REQUIRED ACTION> Extract the lines from the first line of the records below through the line containing "The runs below", inclusive, and reproduce them exactly as written.

ENTRIES SUPPLIED>
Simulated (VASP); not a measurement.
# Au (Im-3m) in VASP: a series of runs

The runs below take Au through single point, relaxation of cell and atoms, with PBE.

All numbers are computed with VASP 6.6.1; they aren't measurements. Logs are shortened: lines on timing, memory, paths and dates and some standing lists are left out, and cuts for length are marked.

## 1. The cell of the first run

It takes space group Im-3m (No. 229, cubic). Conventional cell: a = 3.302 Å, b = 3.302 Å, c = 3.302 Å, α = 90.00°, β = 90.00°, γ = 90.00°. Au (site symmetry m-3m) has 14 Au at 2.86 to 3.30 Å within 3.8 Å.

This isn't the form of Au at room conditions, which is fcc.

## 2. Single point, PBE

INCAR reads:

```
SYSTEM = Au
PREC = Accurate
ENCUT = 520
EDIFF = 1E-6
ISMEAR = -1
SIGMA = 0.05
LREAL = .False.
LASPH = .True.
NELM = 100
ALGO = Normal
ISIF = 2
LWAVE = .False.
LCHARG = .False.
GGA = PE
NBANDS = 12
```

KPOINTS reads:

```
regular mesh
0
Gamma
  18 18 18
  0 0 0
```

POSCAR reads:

WRITTEN ANSWER>
Simulated (VASP); not a measurement.
# Au (Im-3m) in VASP: a series of runs

The runs below take Au through single point, relaxation of cell and atoms, with PBE.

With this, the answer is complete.